* _REQUIREMENT_: Give the listing again in full, exactly as written.

* _STORED DATA_:
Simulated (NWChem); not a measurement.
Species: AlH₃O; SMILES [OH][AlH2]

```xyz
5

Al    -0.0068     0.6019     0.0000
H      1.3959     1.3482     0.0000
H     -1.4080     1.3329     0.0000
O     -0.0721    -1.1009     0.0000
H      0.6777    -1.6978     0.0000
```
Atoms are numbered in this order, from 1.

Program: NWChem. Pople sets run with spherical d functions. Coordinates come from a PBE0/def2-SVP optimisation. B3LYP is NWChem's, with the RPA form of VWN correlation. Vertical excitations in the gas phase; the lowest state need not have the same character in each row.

* _YOUR SOLUTION_:
Simulated (NWChem); not a measurement.
Species: AlH₃O; SMILES [OH][AlH2]

```xyz
5

Al    -0.0068     0.6019     0.0000
H      1.3959     1.3482     0.0000
H     -1.4080     1.3329     0.0000
O     -0.0721    -1.1009     0.0000
H      0.6777    -1.6978     0.0000
```
Atoms are numbered in this order, from 1.

Program: NWChem. Pople sets run with spherical d functions. Coordinates come from a PBE0/def2-SVP optimisation. B3LYP is NWChem's, with the RPA form of VWN correlation. Vertical excitations in the gas phase; the lowest state need not have the same character in each row.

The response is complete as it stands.